• • • • • • •

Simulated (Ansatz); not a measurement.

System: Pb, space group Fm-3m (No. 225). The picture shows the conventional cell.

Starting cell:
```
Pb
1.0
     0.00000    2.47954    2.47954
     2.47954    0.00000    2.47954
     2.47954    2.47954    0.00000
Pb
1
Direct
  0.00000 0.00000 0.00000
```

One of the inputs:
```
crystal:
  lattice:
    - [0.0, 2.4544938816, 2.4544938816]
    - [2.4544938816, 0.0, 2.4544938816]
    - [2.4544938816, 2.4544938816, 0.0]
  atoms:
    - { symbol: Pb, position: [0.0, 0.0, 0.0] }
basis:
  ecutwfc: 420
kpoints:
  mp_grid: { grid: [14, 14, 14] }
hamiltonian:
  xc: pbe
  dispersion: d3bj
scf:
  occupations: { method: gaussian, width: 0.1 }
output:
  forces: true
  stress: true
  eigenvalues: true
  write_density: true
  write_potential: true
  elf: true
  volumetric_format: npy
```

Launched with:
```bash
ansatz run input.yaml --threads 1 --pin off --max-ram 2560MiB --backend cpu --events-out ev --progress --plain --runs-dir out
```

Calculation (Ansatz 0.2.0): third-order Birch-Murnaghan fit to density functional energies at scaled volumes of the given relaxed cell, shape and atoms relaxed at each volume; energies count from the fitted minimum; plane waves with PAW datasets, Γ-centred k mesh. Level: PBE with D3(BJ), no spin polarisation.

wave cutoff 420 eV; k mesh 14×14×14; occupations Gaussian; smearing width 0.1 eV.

• • • • • • •

Your output should be an exact copy of the lines from the top of the listing above to the line with "Calculation (Ansatz 0.2.0): third-order", both ends included.

Simulated (Ansatz); not a measurement.

System: Pb, space group Fm-3m (No. 225). The picture shows the conventional cell.

Starting cell:
```
Pb
1.0
     0.00000    2.47954    2.47954
     2.47954    0.00000    2.47954
     2.47954    2.47954    0.00000
Pb
1
Direct
  0.00000 0.00000 0.00000
```

One of the inputs:
```
crystal:
  lattice:
    - [0.0, 2.4544938816, 2.4544938816]
    - [2.4544938816, 0.0, 2.4544938816]
    - [2.4544938816, 2.4544938816, 0.0]
  atoms:
    - { symbol: Pb, position: [0.0, 0.0, 0.0] }
basis:
  ecutwfc: 420
kpoints:
  mp_grid: { grid: [14, 14, 14] }
hamiltonian:
  xc: pbe
  dispersion: d3bj
scf:
  occupations: { method: gaussian, width: 0.1 }
output:
  forces: true
  stress: true
  eigenvalues: true
  write_density: true
  write_potential: true
  elf: true
  volumetric_format: npy
```

Launched with:
```bash
ansatz run input.yaml --threads 1 --pin off --max-ram 2560MiB --backend cpu --events-out ev --progress --plain --runs-dir out
```

Calculation (Ansatz 0.2.0): third-order Birch-Murnaghan fit to density functional energies at scaled volumes of the given relaxed cell, shape and atoms relaxed at each volume; energies count from the fitted minimum; plane waves with PAW datasets, Γ-centred k mesh. Level: PBE with D3(BJ), no spin polarisation.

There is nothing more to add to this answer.